◆ Work request: Keeping every word the same, return the listing from its first line until the line holding "Hardware: 1 thread" has been returned as well.

◆ Material shown:
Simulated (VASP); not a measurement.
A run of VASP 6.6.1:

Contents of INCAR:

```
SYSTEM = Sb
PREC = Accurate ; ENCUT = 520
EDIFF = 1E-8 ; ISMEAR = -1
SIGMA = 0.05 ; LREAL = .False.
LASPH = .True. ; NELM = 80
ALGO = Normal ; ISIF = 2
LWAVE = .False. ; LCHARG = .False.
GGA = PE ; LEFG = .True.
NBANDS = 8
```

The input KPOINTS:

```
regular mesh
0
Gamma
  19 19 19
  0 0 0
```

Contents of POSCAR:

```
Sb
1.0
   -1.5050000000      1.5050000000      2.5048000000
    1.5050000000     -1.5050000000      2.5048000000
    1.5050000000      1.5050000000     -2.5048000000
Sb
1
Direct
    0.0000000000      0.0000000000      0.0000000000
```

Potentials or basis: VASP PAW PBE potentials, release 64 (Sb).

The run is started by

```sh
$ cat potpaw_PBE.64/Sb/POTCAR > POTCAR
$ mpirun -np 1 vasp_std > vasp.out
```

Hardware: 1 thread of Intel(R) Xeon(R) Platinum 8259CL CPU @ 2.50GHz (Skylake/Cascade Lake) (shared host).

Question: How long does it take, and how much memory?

◆ Response:
Simulated (VASP); not a measurement.
A run of VASP 6.6.1:

Contents of INCAR:

```
SYSTEM = Sb
PREC = Accurate ; ENCUT = 520
EDIFF = 1E-8 ; ISMEAR = -1
SIGMA = 0.05 ; LREAL = .False.
LASPH = .True. ; NELM = 80
ALGO = Normal ; ISIF = 2
LWAVE = .False. ; LCHARG = .False.
GGA = PE ; LEFG = .True.
NBANDS = 8
```

The input KPOINTS:

```
regular mesh
0
Gamma
  19 19 19
  0 0 0
```

Contents of POSCAR:

```
Sb
1.0
   -1.5050000000      1.5050000000      2.5048000000
    1.5050000000     -1.5050000000      2.5048000000
    1.5050000000      1.5050000000     -2.5048000000
Sb
1
Direct
    0.0000000000      0.0000000000      0.0000000000
```

Potentials or basis: VASP PAW PBE potentials, release 64 (Sb).

The run is started by

```sh
$ cat potpaw_PBE.64/Sb/POTCAR > POTCAR
$ mpirun -np 1 vasp_std > vasp.out
```

Hardware: 1 thread of Intel(R) Xeon(R) Platinum 8259CL CPU @ 2.50GHz (Skylake/Cascade Lake) (shared host).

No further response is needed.